#### SOURCE INFORMATION ####
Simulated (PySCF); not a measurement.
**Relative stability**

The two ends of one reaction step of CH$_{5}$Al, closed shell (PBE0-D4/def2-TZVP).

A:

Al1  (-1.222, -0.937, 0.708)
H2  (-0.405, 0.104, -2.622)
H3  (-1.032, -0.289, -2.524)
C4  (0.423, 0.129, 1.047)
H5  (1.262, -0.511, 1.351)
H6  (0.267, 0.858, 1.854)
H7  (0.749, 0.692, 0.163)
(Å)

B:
####

Write the entries out once more, exactly as they appear.

= EXERCISE OUTPUT =
Simulated (PySCF); not a measurement.
**Relative stability**

The two ends of one reaction step of CH$_{5}$Al, closed shell (PBE0-D4/def2-TZVP).

A:

Al1  (-1.222, -0.937, 0.708)
H2  (-0.405, 0.104, -2.622)
H3  (-1.032, -0.289, -2.524)
C4  (0.423, 0.129, 1.047)
H5  (1.262, -0.511, 1.351)
H6  (0.267, 0.858, 1.854)
H7  (0.749, 0.692, 0.163)
(Å)

B:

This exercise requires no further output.